Exercise:
After finding the line containing "Problem. Estimate its" below, please output that line and each following one through the line containing "Solution. The pressure", exactly as written.

Listed records:
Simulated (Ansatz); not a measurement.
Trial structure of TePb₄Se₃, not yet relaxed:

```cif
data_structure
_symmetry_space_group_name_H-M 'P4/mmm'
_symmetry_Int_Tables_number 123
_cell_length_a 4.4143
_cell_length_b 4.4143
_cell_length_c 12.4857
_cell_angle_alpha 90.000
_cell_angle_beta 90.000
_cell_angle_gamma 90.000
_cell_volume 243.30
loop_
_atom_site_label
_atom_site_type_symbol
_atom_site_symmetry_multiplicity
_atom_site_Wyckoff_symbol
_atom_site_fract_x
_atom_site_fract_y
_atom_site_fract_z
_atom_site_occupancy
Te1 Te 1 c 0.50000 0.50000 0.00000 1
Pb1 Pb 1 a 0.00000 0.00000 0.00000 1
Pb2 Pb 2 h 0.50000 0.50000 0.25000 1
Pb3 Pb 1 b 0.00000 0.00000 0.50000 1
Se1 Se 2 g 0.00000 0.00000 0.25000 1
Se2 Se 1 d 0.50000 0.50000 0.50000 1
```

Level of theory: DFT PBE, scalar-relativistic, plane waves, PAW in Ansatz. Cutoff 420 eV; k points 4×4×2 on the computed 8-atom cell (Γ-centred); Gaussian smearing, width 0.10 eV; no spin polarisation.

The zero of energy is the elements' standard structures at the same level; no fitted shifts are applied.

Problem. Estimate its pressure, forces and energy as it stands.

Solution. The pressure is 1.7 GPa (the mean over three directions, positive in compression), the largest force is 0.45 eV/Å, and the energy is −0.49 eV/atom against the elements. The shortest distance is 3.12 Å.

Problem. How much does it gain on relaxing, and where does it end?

Written reply:
Problem. Estimate its pressure, forces and energy as it stands.

Solution. The pressure is 1.7 GPa (the mean over three directions, positive in compression), the largest force is 0.45 eV/Å, and the energy is −0.49 eV/atom against the elements. The shortest distance is 3.12 Å.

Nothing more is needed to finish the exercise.